------------------------

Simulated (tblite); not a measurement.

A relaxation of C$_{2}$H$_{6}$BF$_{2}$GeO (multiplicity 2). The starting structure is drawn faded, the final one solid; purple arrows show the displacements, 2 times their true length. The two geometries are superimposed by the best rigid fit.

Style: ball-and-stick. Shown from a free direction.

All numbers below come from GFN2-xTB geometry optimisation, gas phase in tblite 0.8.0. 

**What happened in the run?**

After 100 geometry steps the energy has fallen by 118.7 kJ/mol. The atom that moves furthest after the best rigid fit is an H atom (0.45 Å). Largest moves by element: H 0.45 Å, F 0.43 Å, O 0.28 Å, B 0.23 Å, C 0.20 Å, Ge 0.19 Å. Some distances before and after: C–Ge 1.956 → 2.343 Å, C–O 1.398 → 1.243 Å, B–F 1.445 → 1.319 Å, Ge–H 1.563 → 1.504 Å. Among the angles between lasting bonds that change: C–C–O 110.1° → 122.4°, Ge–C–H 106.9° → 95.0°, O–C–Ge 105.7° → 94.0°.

------------------------

Assigned task -> Start at the first line of the entries and stop at the line that contains "in the run?**". Repeat every line in that span exactly, and nothing beyond it.

Written reply ->
Simulated (tblite); not a measurement.

A relaxation of C$_{2}$H$_{6}$BF$_{2}$GeO (multiplicity 2). The starting structure is drawn faded, the final one solid; purple arrows show the displacements, 2 times their true length. The two geometries are superimposed by the best rigid fit.

Style: ball-and-stick. Shown from a free direction.

All numbers below come from GFN2-xTB geometry optimisation, gas phase in tblite 0.8.0. 

**What happened in the run?**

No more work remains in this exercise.